**Records shown**.
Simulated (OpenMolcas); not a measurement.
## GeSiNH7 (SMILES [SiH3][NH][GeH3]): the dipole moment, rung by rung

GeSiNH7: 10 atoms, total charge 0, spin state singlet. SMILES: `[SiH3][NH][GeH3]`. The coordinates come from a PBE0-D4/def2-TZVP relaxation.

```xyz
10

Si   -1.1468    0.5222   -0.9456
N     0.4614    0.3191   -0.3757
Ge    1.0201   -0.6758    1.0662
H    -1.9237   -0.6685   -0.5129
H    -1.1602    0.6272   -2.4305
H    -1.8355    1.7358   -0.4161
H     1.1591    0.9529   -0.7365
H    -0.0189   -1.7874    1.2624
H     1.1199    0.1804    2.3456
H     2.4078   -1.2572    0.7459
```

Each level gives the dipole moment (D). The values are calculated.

**Work instruction**.
Reproduce exactly the lines that run from the start of the records to the line with "## GeSiNH7 (SMILES", both included.

**Your solution**.
Simulated (OpenMolcas); not a measurement.
## GeSiNH7 (SMILES [SiH3][NH][GeH3]): the dipole moment, rung by rung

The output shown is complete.